Work request: From the very first line down to the line containing "Question: Which shells", write out the material exactly as it appears, and no more.

········

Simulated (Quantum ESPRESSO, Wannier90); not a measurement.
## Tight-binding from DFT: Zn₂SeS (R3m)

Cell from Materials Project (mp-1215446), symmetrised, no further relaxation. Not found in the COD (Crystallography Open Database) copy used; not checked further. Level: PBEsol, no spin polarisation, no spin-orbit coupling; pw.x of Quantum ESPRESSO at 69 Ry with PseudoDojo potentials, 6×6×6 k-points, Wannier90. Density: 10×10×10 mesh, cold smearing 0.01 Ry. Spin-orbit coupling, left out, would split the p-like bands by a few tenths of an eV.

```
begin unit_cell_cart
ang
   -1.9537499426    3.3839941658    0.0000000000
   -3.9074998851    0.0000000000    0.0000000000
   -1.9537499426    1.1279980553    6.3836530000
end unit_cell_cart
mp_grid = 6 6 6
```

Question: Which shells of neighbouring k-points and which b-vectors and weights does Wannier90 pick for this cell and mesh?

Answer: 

········

Your solution:
Simulated (Quantum ESPRESSO, Wannier90); not a measurement.
## Tight-binding from DFT: Zn₂SeS (R3m)

Cell from Materials Project (mp-1215446), symmetrised, no further relaxation. Not found in the COD (Crystallography Open Database) copy used; not checked further. Level: PBEsol, no spin polarisation, no spin-orbit coupling; pw.x of Quantum ESPRESSO at 69 Ry with PseudoDojo potentials, 6×6×6 k-points, Wannier90. Density: 10×10×10 mesh, cold smearing 0.01 Ry. Spin-orbit coupling, left out, would split the p-like bands by a few tenths of an eV.

```
begin unit_cell_cart
ang
   -1.9537499426    3.3839941658    0.0000000000
   -3.9074998851    0.0000000000    0.0000000000
   -1.9537499426    1.1279980553    6.3836530000
end unit_cell_cart
mp_grid = 6 6 6
```

Question: Which shells of neighbouring k-points and which b-vectors and weights does Wannier90 pick for this cell and mesh?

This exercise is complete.